* _REQUIREMENT_
The lines from the top of the data down to the line with "Bonds: B1–C2, C2–O3, O3–C4, C4–C5, C5–C6" should be repeated exactly, both ends included.

* _DATA LISTING_
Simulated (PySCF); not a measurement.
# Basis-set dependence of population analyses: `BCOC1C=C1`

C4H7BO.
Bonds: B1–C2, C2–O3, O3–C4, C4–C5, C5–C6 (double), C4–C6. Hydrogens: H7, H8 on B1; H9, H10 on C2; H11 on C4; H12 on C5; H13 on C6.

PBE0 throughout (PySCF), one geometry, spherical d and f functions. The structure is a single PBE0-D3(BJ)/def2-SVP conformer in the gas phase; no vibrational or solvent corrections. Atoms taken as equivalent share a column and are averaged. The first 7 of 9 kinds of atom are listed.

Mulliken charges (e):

* _RESULT_
Simulated (PySCF); not a measurement.
# Basis-set dependence of population analyses: `BCOC1C=C1`

C4H7BO.
Bonds: B1–C2, C2–O3, O3–C4, C4–C5, C5–C6 (double), C4–C6. Hydrogens: H7, H8 on B1; H9, H10 on C2; H11 on C4; H12 on C5; H13 on C6.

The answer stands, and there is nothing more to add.